Start of Block
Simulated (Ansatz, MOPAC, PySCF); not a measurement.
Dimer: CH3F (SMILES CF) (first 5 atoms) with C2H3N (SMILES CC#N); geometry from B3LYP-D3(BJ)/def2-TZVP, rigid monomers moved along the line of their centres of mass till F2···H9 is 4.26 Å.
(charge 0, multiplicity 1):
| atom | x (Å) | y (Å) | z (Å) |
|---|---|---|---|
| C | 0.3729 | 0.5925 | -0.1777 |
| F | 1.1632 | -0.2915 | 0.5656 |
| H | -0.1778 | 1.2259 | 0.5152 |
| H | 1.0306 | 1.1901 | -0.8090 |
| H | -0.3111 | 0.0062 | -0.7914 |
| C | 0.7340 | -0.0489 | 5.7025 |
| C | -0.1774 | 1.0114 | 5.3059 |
End of Block

* Work request
Restating the data word for word is the whole task.

* Task solution
Simulated (Ansatz, MOPAC, PySCF); not a measurement.
Dimer: CH3F (SMILES CF) (first 5 atoms) with C2H3N (SMILES CC#N); geometry from B3LYP-D3(BJ)/def2-TZVP, rigid monomers moved along the line of their centres of mass till F2···H9 is 4.26 Å.
(charge 0, multiplicity 1):
| atom | x (Å) | y (Å) | z (Å) |
|---|---|---|---|
| C | 0.3729 | 0.5925 | -0.1777 |
| F | 1.1632 | -0.2915 | 0.5656 |
| H | -0.1778 | 1.2259 | 0.5152 |
| H | 1.0306 | 1.1901 | -0.8090 |
| H | -0.3111 | 0.0062 | -0.7914 |
| C | 0.7340 | -0.0489 | 5.7025 |
| C | -0.1774 | 1.0114 | 5.3059 |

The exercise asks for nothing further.